> WORK REQUEST
From the first line to the last, write out the records exactly.

> DATA EXTRACTS
+ + +
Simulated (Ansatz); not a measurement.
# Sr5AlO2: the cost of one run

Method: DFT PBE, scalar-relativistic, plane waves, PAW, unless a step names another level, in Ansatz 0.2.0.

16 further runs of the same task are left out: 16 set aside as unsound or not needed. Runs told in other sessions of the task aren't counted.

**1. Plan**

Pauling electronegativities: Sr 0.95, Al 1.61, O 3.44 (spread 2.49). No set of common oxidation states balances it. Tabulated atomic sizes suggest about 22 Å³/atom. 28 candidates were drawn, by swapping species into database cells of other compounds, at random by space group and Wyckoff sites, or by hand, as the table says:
+ + +

> TASK SOLUTION
Simulated (Ansatz); not a measurement.
# Sr5AlO2: the cost of one run

Method: DFT PBE, scalar-relativistic, plane waves, PAW, unless a step names another level, in Ansatz 0.2.0.

16 further runs of the same task are left out: 16 set aside as unsound or not needed. Runs told in other sessions of the task aren't counted.

**1. Plan**

Pauling electronegativities: Sr 0.95, Al 1.61, O 3.44 (spread 2.49). No set of common oxidation states balances it. Tabulated atomic sizes suggest about 22 Å³/atom. 28 candidates were drawn, by swapping species into database cells of other compounds, at random by space group and Wyckoff sites, or by hand, as the table says:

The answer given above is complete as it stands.